» WORK ITEM: Of the lines listed below, return exactly those that run from the line containing "The starting cell" through the line containing "the Fermi level.*", both included.

DATA EXCERPTS below:

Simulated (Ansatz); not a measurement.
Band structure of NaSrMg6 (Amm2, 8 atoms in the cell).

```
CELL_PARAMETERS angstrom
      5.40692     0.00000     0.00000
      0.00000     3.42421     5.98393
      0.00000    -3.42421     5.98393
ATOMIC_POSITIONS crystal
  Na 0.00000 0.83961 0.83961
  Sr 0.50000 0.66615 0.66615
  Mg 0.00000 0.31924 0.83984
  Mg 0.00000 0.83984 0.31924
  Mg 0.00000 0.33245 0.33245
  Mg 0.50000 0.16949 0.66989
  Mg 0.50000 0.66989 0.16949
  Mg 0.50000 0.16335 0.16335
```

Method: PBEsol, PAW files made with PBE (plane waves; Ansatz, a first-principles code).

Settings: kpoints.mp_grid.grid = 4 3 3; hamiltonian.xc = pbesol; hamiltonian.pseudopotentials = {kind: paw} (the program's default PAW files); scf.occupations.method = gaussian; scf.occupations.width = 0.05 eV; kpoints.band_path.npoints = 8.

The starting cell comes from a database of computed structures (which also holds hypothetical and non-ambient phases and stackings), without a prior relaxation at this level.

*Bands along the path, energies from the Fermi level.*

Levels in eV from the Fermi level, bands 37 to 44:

End of DATA EXCERPTS.

» EXERCISE OUTPUT:
The starting cell comes from a database of computed structures (which also holds hypothetical and non-ambient phases and stackings), without a prior relaxation at this level.

*Bands along the path, energies from the Fermi level.*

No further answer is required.